> Work task
Restate all of the material, keeping every line identical to the original.

[Start of section]

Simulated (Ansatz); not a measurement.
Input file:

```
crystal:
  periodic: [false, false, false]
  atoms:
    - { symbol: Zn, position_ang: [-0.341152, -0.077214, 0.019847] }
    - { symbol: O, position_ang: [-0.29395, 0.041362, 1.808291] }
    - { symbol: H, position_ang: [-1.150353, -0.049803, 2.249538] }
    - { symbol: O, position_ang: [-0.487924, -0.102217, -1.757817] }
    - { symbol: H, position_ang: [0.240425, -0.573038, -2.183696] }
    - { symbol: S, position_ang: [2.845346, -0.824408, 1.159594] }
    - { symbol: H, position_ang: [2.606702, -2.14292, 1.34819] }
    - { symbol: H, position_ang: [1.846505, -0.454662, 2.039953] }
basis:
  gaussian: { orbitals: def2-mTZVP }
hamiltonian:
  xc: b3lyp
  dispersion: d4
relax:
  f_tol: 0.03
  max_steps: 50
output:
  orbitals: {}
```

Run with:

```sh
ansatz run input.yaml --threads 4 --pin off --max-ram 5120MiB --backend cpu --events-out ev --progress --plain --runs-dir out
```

[End of section]

> Answer box
Simulated (Ansatz); not a measurement.
Input file:

```
crystal:
  periodic: [false, false, false]
  atoms:
    - { symbol: Zn, position_ang: [-0.341152, -0.077214, 0.019847] }
    - { symbol: O, position_ang: [-0.29395, 0.041362, 1.808291] }
    - { symbol: H, position_ang: [-1.150353, -0.049803, 2.249538] }
    - { symbol: O, position_ang: [-0.487924, -0.102217, -1.757817] }
    - { symbol: H, position_ang: [0.240425, -0.573038, -2.183696] }
    - { symbol: S, position_ang: [2.845346, -0.824408, 1.159594] }
    - { symbol: H, position_ang: [2.606702, -2.14292, 1.34819] }
    - { symbol: H, position_ang: [1.846505, -0.454662, 2.039953] }
basis:
  gaussian: { orbitals: def2-mTZVP }
hamiltonian:
  xc: b3lyp
  dispersion: d4
relax:
  f_tol: 0.03
  max_steps: 50
output:
  orbitals: {}
```

Run with:

```sh
ansatz run input.yaml --threads 4 --pin off --max-ram 5120MiB --backend cpu --events-out ev --progress --plain --runs-dir out
```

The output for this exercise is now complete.